····················

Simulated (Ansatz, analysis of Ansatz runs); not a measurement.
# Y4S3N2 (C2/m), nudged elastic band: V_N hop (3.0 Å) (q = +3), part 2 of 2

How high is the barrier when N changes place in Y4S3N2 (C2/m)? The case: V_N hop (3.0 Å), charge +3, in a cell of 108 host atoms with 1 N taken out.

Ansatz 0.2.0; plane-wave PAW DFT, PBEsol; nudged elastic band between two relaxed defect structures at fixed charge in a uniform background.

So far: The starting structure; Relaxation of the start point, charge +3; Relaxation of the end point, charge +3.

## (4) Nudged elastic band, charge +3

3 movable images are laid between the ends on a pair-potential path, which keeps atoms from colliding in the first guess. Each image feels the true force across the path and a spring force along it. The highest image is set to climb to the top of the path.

····················

**WORK REQUEST**
Every line of the data above should be retyped precisely.

**WRITTEN ANSWER**
Simulated (Ansatz, analysis of Ansatz runs); not a measurement.
# Y4S3N2 (C2/m), nudged elastic band: V_N hop (3.0 Å) (q = +3), part 2 of 2

How high is the barrier when N changes place in Y4S3N2 (C2/m)? The case: V_N hop (3.0 Å), charge +3, in a cell of 108 host atoms with 1 N taken out.

Ansatz 0.2.0; plane-wave PAW DFT, PBEsol; nudged elastic band between two relaxed defect structures at fixed charge in a uniform background.

So far: The starting structure; Relaxation of the start point, charge +3; Relaxation of the end point, charge +3.

## (4) Nudged elastic band, charge +3

3 movable images are laid between the ends on a pair-potential path, which keeps atoms from colliding in the first guess. Each image feels the true force across the path and a spring force along it. The highest image is set to climb to the top of the path.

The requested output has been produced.